GIVEN INFORMATION Start Marker
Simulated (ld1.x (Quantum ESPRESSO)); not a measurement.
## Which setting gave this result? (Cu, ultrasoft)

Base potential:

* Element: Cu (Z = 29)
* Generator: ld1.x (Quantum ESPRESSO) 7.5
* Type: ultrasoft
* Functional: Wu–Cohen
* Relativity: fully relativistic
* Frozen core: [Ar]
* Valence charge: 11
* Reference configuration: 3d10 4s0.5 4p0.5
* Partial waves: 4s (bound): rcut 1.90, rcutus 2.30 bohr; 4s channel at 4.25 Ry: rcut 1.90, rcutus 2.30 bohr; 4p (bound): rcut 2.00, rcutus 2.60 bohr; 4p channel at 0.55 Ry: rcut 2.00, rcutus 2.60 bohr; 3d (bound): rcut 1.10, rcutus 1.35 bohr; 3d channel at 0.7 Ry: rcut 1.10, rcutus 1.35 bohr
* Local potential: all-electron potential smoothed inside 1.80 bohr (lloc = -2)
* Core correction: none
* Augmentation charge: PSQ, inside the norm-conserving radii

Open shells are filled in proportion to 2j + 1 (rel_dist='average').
GIVEN INFORMATION End Marker

In full and word for word, write out the data above.

Simulated (ld1.x (Quantum ESPRESSO)); not a measurement.
## Which setting gave this result? (Cu, ultrasoft)

Base potential:

* Element: Cu (Z = 29)
* Generator: ld1.x (Quantum ESPRESSO) 7.5
* Type: ultrasoft
* Functional: Wu–Cohen
* Relativity: fully relativistic
* Frozen core: [Ar]
* Valence charge: 11
* Reference configuration: 3d10 4s0.5 4p0.5
* Partial waves: 4s (bound): rcut 1.90, rcutus 2.30 bohr; 4s channel at 4.25 Ry: rcut 1.90, rcutus 2.30 bohr; 4p (bound): rcut 2.00, rcutus 2.60 bohr; 4p channel at 0.55 Ry: rcut 2.00, rcutus 2.60 bohr; 3d (bound): rcut 1.10, rcutus 1.35 bohr; 3d channel at 0.7 Ry: rcut 1.10, rcutus 1.35 bohr
* Local potential: all-electron potential smoothed inside 1.80 bohr (lloc = -2)
* Core correction: none
* Augmentation charge: PSQ, inside the norm-conserving radii

Open shells are filled in proportion to 2j + 1 (rel_dist='average').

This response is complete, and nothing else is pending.